* **WORK INSTRUCTION**: Among the entries below, one line contains "Question: What does it give for the space" and another contains "Answer: P6/mmm (No. 191).". Transcribe those two lines and every line between them, exactly.

* **DATASET**:

------------------------------------------------------------

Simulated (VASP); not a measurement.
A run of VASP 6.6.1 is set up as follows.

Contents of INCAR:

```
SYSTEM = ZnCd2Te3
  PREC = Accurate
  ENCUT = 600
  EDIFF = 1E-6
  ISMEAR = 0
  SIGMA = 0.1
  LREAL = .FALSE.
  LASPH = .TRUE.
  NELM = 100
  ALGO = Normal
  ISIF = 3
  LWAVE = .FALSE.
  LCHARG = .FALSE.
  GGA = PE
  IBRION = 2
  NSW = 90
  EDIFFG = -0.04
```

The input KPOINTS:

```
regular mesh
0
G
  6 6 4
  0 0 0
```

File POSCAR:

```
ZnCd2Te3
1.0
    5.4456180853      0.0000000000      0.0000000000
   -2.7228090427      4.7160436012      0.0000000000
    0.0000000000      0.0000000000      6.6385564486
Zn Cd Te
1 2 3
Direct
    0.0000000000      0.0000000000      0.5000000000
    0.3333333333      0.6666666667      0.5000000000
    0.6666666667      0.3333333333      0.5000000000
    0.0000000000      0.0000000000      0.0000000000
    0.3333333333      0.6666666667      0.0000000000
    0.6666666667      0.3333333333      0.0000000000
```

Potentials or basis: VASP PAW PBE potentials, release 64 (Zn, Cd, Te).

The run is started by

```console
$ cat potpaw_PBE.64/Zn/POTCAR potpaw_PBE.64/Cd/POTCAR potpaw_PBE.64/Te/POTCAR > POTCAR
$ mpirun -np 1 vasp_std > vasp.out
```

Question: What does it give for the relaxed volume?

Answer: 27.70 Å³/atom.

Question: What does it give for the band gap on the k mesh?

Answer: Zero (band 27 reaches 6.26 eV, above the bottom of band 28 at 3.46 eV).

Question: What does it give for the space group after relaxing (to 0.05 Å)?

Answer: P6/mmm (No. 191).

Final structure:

------------------------------------------------------------

* **ANSWER SPACE**:
Question: What does it give for the space group after relaxing (to 0.05 Å)?

Answer: P6/mmm (No. 191).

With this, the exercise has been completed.